----- Dataset content
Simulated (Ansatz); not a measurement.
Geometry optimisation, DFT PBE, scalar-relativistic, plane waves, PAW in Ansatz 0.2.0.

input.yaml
----------

Produce a verbatim copy of each record above.

Simulated (Ansatz); not a measurement.
Geometry optimisation, DFT PBE, scalar-relativistic, plane waves, PAW in Ansatz 0.2.0.

input.yaml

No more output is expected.